_Data provided_:
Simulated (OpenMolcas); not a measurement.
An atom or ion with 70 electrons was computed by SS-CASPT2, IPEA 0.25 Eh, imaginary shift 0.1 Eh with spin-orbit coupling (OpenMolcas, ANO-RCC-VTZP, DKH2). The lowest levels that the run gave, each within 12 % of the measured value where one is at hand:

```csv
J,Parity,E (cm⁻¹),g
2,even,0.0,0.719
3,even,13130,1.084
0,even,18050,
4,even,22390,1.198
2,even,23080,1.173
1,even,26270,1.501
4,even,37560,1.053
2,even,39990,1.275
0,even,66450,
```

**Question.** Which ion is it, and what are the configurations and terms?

_Exercise_: Write every entry out again. Leave each one exactly as it is.

_Exercise solution_:
Simulated (OpenMolcas); not a measurement.
An atom or ion with 70 electrons was computed by SS-CASPT2, IPEA 0.25 Eh, imaginary shift 0.1 Eh with spin-orbit coupling (OpenMolcas, ANO-RCC-VTZP, DKH2). The lowest levels that the run gave, each within 12 % of the measured value where one is at hand:

```csv
J,Parity,E (cm⁻¹),g
2,even,0.0,0.719
3,even,13130,1.084
0,even,18050,
4,even,22390,1.198
2,even,23080,1.173
1,even,26270,1.501
4,even,37560,1.053
2,even,39990,1.275
0,even,66450,
```

**Question.** Which ion is it, and what are the configurations and terms?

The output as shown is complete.